────────────────────

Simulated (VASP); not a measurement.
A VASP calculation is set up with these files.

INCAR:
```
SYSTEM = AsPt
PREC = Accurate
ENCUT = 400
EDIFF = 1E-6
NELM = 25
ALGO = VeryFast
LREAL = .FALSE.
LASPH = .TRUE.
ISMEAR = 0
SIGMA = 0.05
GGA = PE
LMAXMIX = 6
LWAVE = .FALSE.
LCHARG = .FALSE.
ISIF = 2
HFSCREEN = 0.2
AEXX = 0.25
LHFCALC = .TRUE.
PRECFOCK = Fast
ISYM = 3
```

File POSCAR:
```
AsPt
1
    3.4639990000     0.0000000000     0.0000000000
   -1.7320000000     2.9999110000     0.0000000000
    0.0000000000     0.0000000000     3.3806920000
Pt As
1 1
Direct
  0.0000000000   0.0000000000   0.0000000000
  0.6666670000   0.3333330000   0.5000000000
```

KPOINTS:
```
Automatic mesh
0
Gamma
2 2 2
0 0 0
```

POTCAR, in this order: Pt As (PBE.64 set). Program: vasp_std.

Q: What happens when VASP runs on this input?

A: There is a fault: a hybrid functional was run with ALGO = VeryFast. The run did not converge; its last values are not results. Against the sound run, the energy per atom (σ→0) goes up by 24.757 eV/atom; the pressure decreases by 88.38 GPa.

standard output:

────────────────────

• _Activity_: Keeping every character as it is, restate the lines above that run from the line with "POTCAR, in this" through the line with "A: There is", both included, and nothing else.

• _Answer section_:
POTCAR, in this order: Pt As (PBE.64 set). Program: vasp_std.

Q: What happens when VASP runs on this input?

A: There is a fault: a hybrid functional was run with ALGO = VeryFast. The run did not converge; its last values are not results. Against the sound run, the energy per atom (σ→0) goes up by 24.757 eV/atom; the pressure decreases by 88.38 GPa.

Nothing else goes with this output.